ASSIGNED TASK
Starting at the first line of the listing below and ending at the line with "1.46 | 3.47 |", copy each line exactly.

SOURCE MATERIAL
--- --- ---
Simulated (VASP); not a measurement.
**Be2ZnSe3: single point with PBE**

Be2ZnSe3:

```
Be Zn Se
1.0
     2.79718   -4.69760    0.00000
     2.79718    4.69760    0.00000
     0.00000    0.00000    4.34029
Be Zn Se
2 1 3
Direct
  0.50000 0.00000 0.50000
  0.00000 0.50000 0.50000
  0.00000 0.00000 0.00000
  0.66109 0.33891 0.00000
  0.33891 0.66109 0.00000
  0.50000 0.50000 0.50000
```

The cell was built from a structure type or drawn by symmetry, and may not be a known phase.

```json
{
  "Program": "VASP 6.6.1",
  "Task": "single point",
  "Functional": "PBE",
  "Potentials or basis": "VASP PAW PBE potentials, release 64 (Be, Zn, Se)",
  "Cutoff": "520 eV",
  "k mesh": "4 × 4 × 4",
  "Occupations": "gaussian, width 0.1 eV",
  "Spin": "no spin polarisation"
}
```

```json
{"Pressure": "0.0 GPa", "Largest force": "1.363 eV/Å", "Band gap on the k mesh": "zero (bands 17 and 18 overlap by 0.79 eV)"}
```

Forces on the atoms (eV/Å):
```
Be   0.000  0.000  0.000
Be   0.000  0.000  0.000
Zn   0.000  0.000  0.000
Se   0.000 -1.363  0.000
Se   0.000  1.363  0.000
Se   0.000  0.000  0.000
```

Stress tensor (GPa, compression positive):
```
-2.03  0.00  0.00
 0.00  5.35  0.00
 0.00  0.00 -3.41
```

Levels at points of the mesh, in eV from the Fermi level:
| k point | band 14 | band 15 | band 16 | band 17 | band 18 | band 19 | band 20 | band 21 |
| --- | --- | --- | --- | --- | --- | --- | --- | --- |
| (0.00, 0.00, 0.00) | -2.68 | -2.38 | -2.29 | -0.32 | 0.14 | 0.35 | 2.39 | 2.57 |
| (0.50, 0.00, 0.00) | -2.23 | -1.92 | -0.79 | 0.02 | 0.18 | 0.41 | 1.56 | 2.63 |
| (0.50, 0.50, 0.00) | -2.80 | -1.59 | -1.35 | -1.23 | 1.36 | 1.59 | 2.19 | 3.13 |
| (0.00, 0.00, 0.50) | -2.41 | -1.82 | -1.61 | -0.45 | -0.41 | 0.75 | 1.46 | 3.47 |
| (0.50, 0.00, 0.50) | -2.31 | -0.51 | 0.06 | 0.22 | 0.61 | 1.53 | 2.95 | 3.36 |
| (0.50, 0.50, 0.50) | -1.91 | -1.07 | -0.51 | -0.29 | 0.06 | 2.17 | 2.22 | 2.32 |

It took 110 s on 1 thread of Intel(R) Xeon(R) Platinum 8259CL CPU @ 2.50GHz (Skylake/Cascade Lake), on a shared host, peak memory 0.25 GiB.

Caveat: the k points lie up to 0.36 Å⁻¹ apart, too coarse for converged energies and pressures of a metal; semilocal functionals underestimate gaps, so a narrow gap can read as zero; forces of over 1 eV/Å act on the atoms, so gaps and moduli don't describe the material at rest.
--- --- ---

EXERCISE ANSWER
Simulated (VASP); not a measurement.
**Be2ZnSe3: single point with PBE**

Be2ZnSe3:

```
Be Zn Se
1.0
     2.79718   -4.69760    0.00000
     2.79718    4.69760    0.00000
     0.00000    0.00000    4.34029
Be Zn Se
2 1 3
Direct
  0.50000 0.00000 0.50000
  0.00000 0.50000 0.50000
  0.00000 0.00000 0.00000
  0.66109 0.33891 0.00000
  0.33891 0.66109 0.00000
  0.50000 0.50000 0.50000
```

The cell was built from a structure type or drawn by symmetry, and may not be a known phase.

```json
{
  "Program": "VASP 6.6.1",
  "Task": "single point",
  "Functional": "PBE",
  "Potentials or basis": "VASP PAW PBE potentials, release 64 (Be, Zn, Se)",
  "Cutoff": "520 eV",
  "k mesh": "4 × 4 × 4",
  "Occupations": "gaussian, width 0.1 eV",
  "Spin": "no spin polarisation"
}
```

```json
{"Pressure": "0.0 GPa", "Largest force": "1.363 eV/Å", "Band gap on the k mesh": "zero (bands 17 and 18 overlap by 0.79 eV)"}
```

Forces on the atoms (eV/Å):
```
Be   0.000  0.000  0.000
Be   0.000  0.000  0.000
Zn   0.000  0.000  0.000
Se   0.000 -1.363  0.000
Se   0.000  1.363  0.000
Se   0.000  0.000  0.000
```

Stress tensor (GPa, compression positive):
```
-2.03  0.00  0.00
 0.00  5.35  0.00
 0.00  0.00 -3.41
```

Levels at points of the mesh, in eV from the Fermi level:
| k point | band 14 | band 15 | band 16 | band 17 | band 18 | band 19 | band 20 | band 21 |
| --- | --- | --- | --- | --- | --- | --- | --- | --- |
| (0.00, 0.00, 0.00) | -2.68 | -2.38 | -2.29 | -0.32 | 0.14 | 0.35 | 2.39 | 2.57 |
| (0.50, 0.00, 0.00) | -2.23 | -1.92 | -0.79 | 0.02 | 0.18 | 0.41 | 1.56 | 2.63 |
| (0.50, 0.50, 0.00) | -2.80 | -1.59 | -1.35 | -1.23 | 1.36 | 1.59 | 2.19 | 3.13 |
| (0.00, 0.00, 0.50) | -2.41 | -1.82 | -1.61 | -0.45 | -0.41 | 0.75 | 1.46 | 3.47 |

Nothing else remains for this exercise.